▶ Assigned task
Transcribe the listing from its top line through the line with "Correlated levels freeze". Keep it exact, both ends included, and add nothing.

———

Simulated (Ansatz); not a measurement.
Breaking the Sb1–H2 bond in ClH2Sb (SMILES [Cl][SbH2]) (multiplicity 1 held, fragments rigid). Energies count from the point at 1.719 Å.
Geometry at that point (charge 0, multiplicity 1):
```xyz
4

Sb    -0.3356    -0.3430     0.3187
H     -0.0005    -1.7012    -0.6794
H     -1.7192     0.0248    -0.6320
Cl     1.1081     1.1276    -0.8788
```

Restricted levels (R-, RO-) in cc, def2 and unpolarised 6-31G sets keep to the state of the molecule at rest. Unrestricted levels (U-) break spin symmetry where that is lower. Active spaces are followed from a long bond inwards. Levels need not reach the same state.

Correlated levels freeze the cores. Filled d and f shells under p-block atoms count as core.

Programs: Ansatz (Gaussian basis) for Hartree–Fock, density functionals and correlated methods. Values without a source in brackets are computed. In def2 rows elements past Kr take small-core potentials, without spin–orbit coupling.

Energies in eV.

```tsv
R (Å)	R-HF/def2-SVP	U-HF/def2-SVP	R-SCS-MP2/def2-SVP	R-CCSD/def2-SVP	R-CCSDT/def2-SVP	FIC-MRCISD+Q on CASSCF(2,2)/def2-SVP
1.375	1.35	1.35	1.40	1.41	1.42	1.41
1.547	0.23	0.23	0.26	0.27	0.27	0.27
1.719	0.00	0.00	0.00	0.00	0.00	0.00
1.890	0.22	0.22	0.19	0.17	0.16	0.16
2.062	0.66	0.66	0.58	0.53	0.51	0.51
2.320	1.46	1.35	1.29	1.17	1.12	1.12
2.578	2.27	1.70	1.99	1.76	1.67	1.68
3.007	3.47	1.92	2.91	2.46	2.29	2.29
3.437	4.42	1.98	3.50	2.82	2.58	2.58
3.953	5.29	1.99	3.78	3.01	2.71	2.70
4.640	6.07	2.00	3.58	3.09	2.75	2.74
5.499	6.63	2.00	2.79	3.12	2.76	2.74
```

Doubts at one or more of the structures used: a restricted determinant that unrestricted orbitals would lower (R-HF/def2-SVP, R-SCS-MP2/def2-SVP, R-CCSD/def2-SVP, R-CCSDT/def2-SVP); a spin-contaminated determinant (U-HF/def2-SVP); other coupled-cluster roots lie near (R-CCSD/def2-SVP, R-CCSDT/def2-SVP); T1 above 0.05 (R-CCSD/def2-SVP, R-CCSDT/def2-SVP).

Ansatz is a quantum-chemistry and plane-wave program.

———

▶ Answer box
Simulated (Ansatz); not a measurement.
Breaking the Sb1–H2 bond in ClH2Sb (SMILES [Cl][SbH2]) (multiplicity 1 held, fragments rigid). Energies count from the point at 1.719 Å.
Geometry at that point (charge 0, multiplicity 1):
```xyz
4

Sb    -0.3356    -0.3430     0.3187
H     -0.0005    -1.7012    -0.6794
H     -1.7192     0.0248    -0.6320
Cl     1.1081     1.1276    -0.8788
```

Restricted levels (R-, RO-) in cc, def2 and unpolarised 6-31G sets keep to the state of the molecule at rest. Unrestricted levels (U-) break spin symmetry where that is lower. Active spaces are followed from a long bond inwards. Levels need not reach the same state.

Correlated levels freeze the cores. Filled d and f shells under p-block atoms count as core.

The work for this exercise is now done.